• **DATA SHOWN**:
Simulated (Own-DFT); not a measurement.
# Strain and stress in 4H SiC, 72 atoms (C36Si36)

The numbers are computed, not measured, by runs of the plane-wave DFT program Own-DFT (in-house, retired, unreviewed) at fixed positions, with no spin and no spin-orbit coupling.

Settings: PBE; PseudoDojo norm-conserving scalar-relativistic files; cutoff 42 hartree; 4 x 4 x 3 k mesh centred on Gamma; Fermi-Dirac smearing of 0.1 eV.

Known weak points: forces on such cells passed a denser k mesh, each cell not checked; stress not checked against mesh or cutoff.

• **REQUIRED ACTION**: Output only an exact transcription of the lines above from the one with "The numbers are" up to and including the one with "Settings: PBE; PseudoDojo".

• **RESPONSE**:
The numbers are computed, not measured, by runs of the plane-wave DFT program Own-DFT (in-house, retired, unreviewed) at fixed positions, with no spin and no spin-orbit coupling.

Settings: PBE; PseudoDojo norm-conserving scalar-relativistic files; cutoff 42 hartree; 4 x 4 x 3 k mesh centred on Gamma; Fermi-Dirac smearing of 0.1 eV.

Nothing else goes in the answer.